» **Provided data**:
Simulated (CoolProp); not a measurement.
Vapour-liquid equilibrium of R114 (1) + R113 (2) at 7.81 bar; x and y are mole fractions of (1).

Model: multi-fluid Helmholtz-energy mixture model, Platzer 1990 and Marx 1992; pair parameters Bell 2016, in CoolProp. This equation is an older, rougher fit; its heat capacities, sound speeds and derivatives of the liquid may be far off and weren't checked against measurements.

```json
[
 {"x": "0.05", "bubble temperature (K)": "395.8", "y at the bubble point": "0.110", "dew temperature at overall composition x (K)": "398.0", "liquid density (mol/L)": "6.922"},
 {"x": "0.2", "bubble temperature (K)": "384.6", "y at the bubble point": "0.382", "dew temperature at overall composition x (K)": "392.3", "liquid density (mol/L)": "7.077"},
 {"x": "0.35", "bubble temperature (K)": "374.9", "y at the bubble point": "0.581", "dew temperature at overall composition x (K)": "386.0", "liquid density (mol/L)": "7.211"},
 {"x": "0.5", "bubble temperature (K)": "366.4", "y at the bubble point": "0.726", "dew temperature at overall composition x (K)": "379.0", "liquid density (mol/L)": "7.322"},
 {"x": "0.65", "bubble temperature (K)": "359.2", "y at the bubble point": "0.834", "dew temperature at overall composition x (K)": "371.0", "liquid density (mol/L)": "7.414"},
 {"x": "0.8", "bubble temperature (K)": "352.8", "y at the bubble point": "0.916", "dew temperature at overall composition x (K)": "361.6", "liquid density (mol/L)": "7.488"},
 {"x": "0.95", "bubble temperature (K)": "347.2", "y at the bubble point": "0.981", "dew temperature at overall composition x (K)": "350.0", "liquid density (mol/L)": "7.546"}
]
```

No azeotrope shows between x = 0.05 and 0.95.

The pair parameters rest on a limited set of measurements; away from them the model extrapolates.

» **Required action**: What you output must match the lines from the beginning of the material through the line with "No azeotrope shows between x = 0.05 and 0.95." exactly, both ends included.

» **Task answer**:
Simulated (CoolProp); not a measurement.
Vapour-liquid equilibrium of R114 (1) + R113 (2) at 7.81 bar; x and y are mole fractions of (1).

Model: multi-fluid Helmholtz-energy mixture model, Platzer 1990 and Marx 1992; pair parameters Bell 2016, in CoolProp. This equation is an older, rougher fit; its heat capacities, sound speeds and derivatives of the liquid may be far off and weren't checked against measurements.

```json
[
 {"x": "0.05", "bubble temperature (K)": "395.8", "y at the bubble point": "0.110", "dew temperature at overall composition x (K)": "398.0", "liquid density (mol/L)": "6.922"},
 {"x": "0.2", "bubble temperature (K)": "384.6", "y at the bubble point": "0.382", "dew temperature at overall composition x (K)": "392.3", "liquid density (mol/L)": "7.077"},
 {"x": "0.35", "bubble temperature (K)": "374.9", "y at the bubble point": "0.581", "dew temperature at overall composition x (K)": "386.0", "liquid density (mol/L)": "7.211"},
 {"x": "0.5", "bubble temperature (K)": "366.4", "y at the bubble point": "0.726", "dew temperature at overall composition x (K)": "379.0", "liquid density (mol/L)": "7.322"},
 {"x": "0.65", "bubble temperature (K)": "359.2", "y at the bubble point": "0.834", "dew temperature at overall composition x (K)": "371.0", "liquid density (mol/L)": "7.414"},
 {"x": "0.8", "bubble temperature (K)": "352.8", "y at the bubble point": "0.916", "dew temperature at overall composition x (K)": "361.6", "liquid density (mol/L)": "7.488"},
 {"x": "0.95", "bubble temperature (K)": "347.2", "y at the bubble point": "0.981", "dew temperature at overall composition x (K)": "350.0", "liquid density (mol/L)": "7.546"}
]
```

No azeotrope shows between x = 0.05 and 0.95.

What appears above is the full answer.